PROVIDED RECORDS:
»»

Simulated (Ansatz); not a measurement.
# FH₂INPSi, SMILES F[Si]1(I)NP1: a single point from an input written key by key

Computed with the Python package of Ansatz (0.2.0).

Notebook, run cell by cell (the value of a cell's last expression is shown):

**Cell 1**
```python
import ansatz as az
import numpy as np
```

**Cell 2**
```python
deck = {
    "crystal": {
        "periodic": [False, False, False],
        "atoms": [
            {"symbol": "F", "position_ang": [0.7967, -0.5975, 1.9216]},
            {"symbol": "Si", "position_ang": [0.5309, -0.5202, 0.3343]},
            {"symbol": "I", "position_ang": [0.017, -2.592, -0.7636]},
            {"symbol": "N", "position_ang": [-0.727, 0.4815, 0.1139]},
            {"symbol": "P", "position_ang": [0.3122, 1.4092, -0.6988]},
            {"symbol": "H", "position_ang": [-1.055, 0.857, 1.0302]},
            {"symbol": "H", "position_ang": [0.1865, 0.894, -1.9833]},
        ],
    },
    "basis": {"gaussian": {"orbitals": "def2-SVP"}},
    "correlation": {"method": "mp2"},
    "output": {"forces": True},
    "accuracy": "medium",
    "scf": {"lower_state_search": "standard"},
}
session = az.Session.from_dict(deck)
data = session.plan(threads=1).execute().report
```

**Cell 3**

««

BRIEF: Repeat the material word for word, in full.

TASK ANSWER:
Simulated (Ansatz); not a measurement.
# FH₂INPSi, SMILES F[Si]1(I)NP1: a single point from an input written key by key

Computed with the Python package of Ansatz (0.2.0).

Notebook, run cell by cell (the value of a cell's last expression is shown):

**Cell 1**
```python
import ansatz as az
import numpy as np
```

**Cell 2**
```python
deck = {
    "crystal": {
        "periodic": [False, False, False],
        "atoms": [
            {"symbol": "F", "position_ang": [0.7967, -0.5975, 1.9216]},
            {"symbol": "Si", "position_ang": [0.5309, -0.5202, 0.3343]},
            {"symbol": "I", "position_ang": [0.017, -2.592, -0.7636]},
            {"symbol": "N", "position_ang": [-0.727, 0.4815, 0.1139]},
            {"symbol": "P", "position_ang": [0.3122, 1.4092, -0.6988]},
            {"symbol": "H", "position_ang": [-1.055, 0.857, 1.0302]},
            {"symbol": "H", "position_ang": [0.1865, 0.894, -1.9833]},
        ],
    },
    "basis": {"gaussian": {"orbitals": "def2-SVP"}},
    "correlation": {"method": "mp2"},
    "output": {"forces": True},
    "accuracy": "medium",
    "scf": {"lower_state_search": "standard"},
}
session = az.Session.from_dict(deck)
data = session.plan(threads=1).execute().report
```

**Cell 3**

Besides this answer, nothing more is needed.